=== Section Start ===
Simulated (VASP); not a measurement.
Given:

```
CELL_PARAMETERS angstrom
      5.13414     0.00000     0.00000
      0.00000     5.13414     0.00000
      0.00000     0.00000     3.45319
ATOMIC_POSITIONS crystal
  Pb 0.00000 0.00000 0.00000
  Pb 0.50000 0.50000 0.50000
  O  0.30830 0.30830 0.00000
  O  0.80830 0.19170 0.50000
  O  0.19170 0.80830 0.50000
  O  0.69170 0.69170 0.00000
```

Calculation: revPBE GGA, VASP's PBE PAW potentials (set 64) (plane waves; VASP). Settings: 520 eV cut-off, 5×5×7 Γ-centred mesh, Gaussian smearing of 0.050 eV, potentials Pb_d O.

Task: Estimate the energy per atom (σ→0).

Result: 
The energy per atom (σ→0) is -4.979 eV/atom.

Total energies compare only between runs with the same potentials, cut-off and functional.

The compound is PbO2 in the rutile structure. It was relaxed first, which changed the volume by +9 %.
=== Section End ===

■ **Work task**
An exact copy of the listing above is all the answer should hold.

■ **Task answer**
Simulated (VASP); not a measurement.
Given:

```
CELL_PARAMETERS angstrom
      5.13414     0.00000     0.00000
      0.00000     5.13414     0.00000
      0.00000     0.00000     3.45319
ATOMIC_POSITIONS crystal
  Pb 0.00000 0.00000 0.00000
  Pb 0.50000 0.50000 0.50000
  O  0.30830 0.30830 0.00000
  O  0.80830 0.19170 0.50000
  O  0.19170 0.80830 0.50000
  O  0.69170 0.69170 0.00000
```

Calculation: revPBE GGA, VASP's PBE PAW potentials (set 64) (plane waves; VASP). Settings: 520 eV cut-off, 5×5×7 Γ-centred mesh, Gaussian smearing of 0.050 eV, potentials Pb_d O.

Task: Estimate the energy per atom (σ→0).

Result: 
The energy per atom (σ→0) is -4.979 eV/atom.

Total energies compare only between runs with the same potentials, cut-off and functional.

The compound is PbO2 in the rutile structure. It was relaxed first, which changed the volume by +9 %.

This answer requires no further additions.